EXCERPTED DATA
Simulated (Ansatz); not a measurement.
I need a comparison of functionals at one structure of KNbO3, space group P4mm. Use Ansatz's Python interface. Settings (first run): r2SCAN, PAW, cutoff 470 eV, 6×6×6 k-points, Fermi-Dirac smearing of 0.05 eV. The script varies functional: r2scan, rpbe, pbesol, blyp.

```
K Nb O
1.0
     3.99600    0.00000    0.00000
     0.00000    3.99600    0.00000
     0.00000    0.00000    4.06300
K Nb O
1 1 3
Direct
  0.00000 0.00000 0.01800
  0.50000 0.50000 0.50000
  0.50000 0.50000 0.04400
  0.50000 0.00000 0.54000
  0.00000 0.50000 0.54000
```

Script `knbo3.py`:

ASSIGNMENT
A complete, exact transcription of the data above is required.

TASK OUTPUT
Simulated (Ansatz); not a measurement.
I need a comparison of functionals at one structure of KNbO3, space group P4mm. Use Ansatz's Python interface. Settings (first run): r2SCAN, PAW, cutoff 470 eV, 6×6×6 k-points, Fermi-Dirac smearing of 0.05 eV. The script varies functional: r2scan, rpbe, pbesol, blyp.

```
K Nb O
1.0
     3.99600    0.00000    0.00000
     0.00000    3.99600    0.00000
     0.00000    0.00000    4.06300
K Nb O
1 1 3
Direct
  0.00000 0.00000 0.01800
  0.50000 0.50000 0.50000
  0.50000 0.50000 0.04400
  0.50000 0.00000 0.54000
  0.00000 0.50000 0.54000
```

Script `knbo3.py`:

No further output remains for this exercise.